REQUIRED ACTION: Could you repeat every record below exactly as written?

RECORDED INFORMATION:
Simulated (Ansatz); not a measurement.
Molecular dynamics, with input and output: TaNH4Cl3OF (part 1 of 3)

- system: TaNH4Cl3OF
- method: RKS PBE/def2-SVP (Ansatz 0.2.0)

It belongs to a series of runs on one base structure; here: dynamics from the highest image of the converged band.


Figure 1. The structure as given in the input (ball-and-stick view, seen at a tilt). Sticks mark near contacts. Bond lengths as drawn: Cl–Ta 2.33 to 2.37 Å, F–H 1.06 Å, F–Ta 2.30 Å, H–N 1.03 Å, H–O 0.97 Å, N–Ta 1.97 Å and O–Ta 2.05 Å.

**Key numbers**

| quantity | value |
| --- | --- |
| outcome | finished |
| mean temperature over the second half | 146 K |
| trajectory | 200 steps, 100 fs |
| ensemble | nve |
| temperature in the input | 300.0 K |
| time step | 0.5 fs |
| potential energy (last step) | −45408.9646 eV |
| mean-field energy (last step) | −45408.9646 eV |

ANSWER SPACE:
Simulated (Ansatz); not a measurement.
Molecular dynamics, with input and output: TaNH4Cl3OF (part 1 of 3)

- system: TaNH4Cl3OF
- method: RKS PBE/def2-SVP (Ansatz 0.2.0)

It belongs to a series of runs on one base structure; here: dynamics from the highest image of the converged band.


Figure 1. The structure as given in the input (ball-and-stick view, seen at a tilt). Sticks mark near contacts. Bond lengths as drawn: Cl–Ta 2.33 to 2.37 Å, F–H 1.06 Å, F–Ta 2.30 Å, H–N 1.03 Å, H–O 0.97 Å, N–Ta 1.97 Å and O–Ta 2.05 Å.

**Key numbers**

| quantity | value |
| --- | --- |
| outcome | finished |
| mean temperature over the second half | 146 K |
| trajectory | 200 steps, 100 fs |
| ensemble | nve |
| temperature in the input | 300.0 K |
| time step | 0.5 fs |
| potential energy (last step) | −45408.9646 eV |
| mean-field energy (last step) | −45408.9646 eV |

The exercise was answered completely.